Segment Start: Recorded data

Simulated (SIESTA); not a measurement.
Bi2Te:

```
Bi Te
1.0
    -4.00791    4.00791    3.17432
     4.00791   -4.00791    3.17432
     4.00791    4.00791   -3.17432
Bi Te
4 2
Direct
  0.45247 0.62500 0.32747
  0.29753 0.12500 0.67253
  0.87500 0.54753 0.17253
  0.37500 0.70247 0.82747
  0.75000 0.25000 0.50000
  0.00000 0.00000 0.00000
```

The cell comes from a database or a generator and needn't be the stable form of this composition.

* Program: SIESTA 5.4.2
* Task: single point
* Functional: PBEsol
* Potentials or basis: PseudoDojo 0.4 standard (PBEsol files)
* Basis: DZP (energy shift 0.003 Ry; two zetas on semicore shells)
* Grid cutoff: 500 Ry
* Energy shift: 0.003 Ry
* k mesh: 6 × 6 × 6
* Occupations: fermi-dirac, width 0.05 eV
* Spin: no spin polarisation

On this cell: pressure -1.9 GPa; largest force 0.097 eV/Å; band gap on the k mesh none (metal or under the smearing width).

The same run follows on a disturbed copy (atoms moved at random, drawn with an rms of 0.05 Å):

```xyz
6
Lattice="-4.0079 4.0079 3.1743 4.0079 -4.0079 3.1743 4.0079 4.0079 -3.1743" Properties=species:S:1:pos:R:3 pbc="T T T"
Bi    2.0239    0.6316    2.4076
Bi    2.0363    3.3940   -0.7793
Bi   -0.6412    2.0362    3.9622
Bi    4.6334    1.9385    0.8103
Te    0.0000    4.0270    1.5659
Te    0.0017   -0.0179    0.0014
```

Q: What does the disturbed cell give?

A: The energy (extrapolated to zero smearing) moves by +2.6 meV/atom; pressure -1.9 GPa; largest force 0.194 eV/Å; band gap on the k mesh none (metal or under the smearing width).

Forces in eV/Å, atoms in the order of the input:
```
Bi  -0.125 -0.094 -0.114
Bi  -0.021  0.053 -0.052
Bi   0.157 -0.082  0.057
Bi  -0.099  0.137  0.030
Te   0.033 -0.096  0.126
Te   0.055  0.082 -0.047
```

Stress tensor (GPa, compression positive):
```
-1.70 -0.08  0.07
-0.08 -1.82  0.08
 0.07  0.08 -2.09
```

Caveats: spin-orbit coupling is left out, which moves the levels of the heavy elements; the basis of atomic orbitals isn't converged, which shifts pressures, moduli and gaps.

Segment End: Recorded data

Required action
Exact reproduction is required. Give the lines of the data from its first line through the line containing "standard (PBEsol files)", and no others.

Exercise answer
Simulated (SIESTA); not a measurement.
Bi2Te:

```
Bi Te
1.0
    -4.00791    4.00791    3.17432
     4.00791   -4.00791    3.17432
     4.00791    4.00791   -3.17432
Bi Te
4 2
Direct
  0.45247 0.62500 0.32747
  0.29753 0.12500 0.67253
  0.87500 0.54753 0.17253
  0.37500 0.70247 0.82747
  0.75000 0.25000 0.50000
  0.00000 0.00000 0.00000
```

The cell comes from a database or a generator and needn't be the stable form of this composition.

* Program: SIESTA 5.4.2
* Task: single point
* Functional: PBEsol
* Potentials or basis: PseudoDojo 0.4 standard (PBEsol files)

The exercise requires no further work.